**ACTION ITEM:** Every entry must be transcribed without alteration.

**SOURCE DATA:**
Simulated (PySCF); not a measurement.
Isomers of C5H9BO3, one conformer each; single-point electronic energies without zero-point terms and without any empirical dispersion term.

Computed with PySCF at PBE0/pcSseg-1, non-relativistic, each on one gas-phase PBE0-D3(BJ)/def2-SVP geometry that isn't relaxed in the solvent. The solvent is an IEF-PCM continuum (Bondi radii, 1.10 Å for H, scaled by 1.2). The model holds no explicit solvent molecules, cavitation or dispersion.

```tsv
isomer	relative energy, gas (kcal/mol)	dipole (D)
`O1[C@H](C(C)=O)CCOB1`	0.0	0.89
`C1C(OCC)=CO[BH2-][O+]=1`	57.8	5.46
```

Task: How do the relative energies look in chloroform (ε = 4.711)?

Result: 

**ANSWER AREA:**
Simulated (PySCF); not a measurement.
Isomers of C5H9BO3, one conformer each; single-point electronic energies without zero-point terms and without any empirical dispersion term.

Computed with PySCF at PBE0/pcSseg-1, non-relativistic, each on one gas-phase PBE0-D3(BJ)/def2-SVP geometry that isn't relaxed in the solvent. The solvent is an IEF-PCM continuum (Bondi radii, 1.10 Å for H, scaled by 1.2). The model holds no explicit solvent molecules, cavitation or dispersion.

```tsv
isomer	relative energy, gas (kcal/mol)	dipole (D)
`O1[C@H](C(C)=O)CCOB1`	0.0	0.89
`C1C(OCC)=CO[BH2-][O+]=1`	57.8	5.46
```

Task: How do the relative energies look in chloroform (ε = 4.711)?

Result: 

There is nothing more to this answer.